Exercise
Only those lines running from the start of the listing below through the line that holds "K3SBr is run" are to be written out, exactly and in full.

Start of Record set

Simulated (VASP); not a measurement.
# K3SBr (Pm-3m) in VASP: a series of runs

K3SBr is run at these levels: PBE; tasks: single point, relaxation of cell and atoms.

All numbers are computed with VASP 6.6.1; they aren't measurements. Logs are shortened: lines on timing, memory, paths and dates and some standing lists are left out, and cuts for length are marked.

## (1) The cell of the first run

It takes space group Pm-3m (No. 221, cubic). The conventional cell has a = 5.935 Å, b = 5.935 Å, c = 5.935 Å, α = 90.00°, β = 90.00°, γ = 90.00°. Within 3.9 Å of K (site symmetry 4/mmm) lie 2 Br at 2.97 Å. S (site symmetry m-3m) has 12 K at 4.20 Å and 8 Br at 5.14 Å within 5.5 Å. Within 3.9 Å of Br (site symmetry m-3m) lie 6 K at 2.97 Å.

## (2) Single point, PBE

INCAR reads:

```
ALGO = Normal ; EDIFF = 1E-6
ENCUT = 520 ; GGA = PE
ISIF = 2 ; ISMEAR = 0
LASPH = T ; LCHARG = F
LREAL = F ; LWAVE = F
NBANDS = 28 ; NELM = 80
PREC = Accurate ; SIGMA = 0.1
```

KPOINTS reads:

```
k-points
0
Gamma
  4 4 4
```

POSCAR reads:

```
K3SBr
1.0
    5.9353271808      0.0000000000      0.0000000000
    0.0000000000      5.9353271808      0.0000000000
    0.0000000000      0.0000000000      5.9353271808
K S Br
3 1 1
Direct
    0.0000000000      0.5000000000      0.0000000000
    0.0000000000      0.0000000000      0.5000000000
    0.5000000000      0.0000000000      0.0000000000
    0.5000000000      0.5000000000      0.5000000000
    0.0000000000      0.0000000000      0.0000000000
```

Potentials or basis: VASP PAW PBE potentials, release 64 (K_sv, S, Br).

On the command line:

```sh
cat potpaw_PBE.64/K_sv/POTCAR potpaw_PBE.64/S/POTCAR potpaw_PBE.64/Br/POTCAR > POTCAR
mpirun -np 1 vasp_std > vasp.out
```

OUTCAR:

End of Record set

Written solution
Simulated (VASP); not a measurement.
# K3SBr (Pm-3m) in VASP: a series of runs

K3SBr is run at these levels: PBE; tasks: single point, relaxation of cell and atoms.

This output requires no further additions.